Work instruction => Extract each record and reproduce it exactly.

Information given =>
□ □ □

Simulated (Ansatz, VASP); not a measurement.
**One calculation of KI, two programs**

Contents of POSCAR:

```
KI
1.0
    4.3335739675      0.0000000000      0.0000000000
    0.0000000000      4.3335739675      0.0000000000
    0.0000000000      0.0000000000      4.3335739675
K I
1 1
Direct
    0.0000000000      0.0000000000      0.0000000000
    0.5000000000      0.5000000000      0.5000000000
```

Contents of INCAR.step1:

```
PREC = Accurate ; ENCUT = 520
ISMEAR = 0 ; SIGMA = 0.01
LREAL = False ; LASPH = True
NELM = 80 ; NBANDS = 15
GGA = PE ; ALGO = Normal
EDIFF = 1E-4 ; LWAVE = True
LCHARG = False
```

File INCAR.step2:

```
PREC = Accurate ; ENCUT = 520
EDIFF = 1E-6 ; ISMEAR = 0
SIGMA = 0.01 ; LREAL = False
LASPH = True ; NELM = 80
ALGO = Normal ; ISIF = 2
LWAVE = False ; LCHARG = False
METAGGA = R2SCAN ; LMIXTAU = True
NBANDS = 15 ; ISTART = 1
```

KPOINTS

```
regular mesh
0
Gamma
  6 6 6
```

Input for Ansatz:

□ □ □

Expected answer =>
Simulated (Ansatz, VASP); not a measurement.
**One calculation of KI, two programs**

Contents of POSCAR:

```
KI
1.0
    4.3335739675      0.0000000000      0.0000000000
    0.0000000000      4.3335739675      0.0000000000
    0.0000000000      0.0000000000      4.3335739675
K I
1 1
Direct
    0.0000000000      0.0000000000      0.0000000000
    0.5000000000      0.5000000000      0.5000000000
```

Contents of INCAR.step1:

```
PREC = Accurate ; ENCUT = 520
ISMEAR = 0 ; SIGMA = 0.01
LREAL = False ; LASPH = True
NELM = 80 ; NBANDS = 15
GGA = PE ; ALGO = Normal
EDIFF = 1E-4 ; LWAVE = True
LCHARG = False
```

File INCAR.step2:

```
PREC = Accurate ; ENCUT = 520
EDIFF = 1E-6 ; ISMEAR = 0
SIGMA = 0.01 ; LREAL = False
LASPH = True ; NELM = 80
ALGO = Normal ; ISIF = 2
LWAVE = False ; LCHARG = False
METAGGA = R2SCAN ; LMIXTAU = True
NBANDS = 15 ; ISTART = 1
```

KPOINTS

```
regular mesh
0
Gamma
  6 6 6
```

Input for Ansatz:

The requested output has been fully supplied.